» **Extracted data**:
◇ ◇ ◇

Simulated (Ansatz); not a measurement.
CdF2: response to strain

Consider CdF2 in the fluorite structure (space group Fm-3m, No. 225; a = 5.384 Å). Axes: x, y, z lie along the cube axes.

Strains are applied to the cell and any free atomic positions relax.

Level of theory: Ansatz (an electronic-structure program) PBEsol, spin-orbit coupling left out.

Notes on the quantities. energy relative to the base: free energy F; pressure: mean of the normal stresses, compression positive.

◇ ◇ ◇

» **Assignment**: Print out the whole listing, with every line exactly as it appears.

» **Exercise solution**:
Simulated (Ansatz); not a measurement.
CdF2: response to strain

Consider CdF2 in the fluorite structure (space group Fm-3m, No. 225; a = 5.384 Å). Axes: x, y, z lie along the cube axes.

Strains are applied to the cell and any free atomic positions relax.

Level of theory: Ansatz (an electronic-structure program) PBEsol, spin-orbit coupling left out.

Notes on the quantities. energy relative to the base: free energy F; pressure: mean of the normal stresses, compression positive.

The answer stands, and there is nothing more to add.